┌──

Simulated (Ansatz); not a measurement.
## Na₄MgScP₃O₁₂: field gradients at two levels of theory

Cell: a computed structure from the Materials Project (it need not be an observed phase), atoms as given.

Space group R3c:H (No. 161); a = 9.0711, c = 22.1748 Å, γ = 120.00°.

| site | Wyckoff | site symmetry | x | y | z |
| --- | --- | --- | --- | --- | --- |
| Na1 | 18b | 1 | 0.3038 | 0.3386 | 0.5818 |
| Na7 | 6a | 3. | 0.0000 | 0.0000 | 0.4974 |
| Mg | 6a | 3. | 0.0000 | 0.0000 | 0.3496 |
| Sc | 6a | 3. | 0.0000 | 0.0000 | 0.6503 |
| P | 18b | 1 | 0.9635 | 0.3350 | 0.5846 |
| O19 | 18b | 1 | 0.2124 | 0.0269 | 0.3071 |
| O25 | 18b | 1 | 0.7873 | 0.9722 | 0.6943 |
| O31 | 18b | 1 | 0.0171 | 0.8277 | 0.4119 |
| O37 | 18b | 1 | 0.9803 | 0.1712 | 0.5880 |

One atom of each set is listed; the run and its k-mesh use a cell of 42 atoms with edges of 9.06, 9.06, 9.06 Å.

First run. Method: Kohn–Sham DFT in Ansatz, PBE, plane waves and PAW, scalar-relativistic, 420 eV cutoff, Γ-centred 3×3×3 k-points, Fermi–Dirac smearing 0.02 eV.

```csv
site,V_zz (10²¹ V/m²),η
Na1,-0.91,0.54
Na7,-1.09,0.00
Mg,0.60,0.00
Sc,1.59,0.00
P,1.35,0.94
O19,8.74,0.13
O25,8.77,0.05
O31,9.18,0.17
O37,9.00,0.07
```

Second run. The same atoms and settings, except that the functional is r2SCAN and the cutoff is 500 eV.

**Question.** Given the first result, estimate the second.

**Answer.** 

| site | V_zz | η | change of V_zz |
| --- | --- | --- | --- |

└──

### [Assignment]
Set down, exactly as they stand above, the lines starting with the line with "estimate the second." and going on through the line with "change of V_zz |", and no others.

### [Response area]
**Question.** Given the first result, estimate the second.

**Answer.** 

| site | V_zz | η | change of V_zz |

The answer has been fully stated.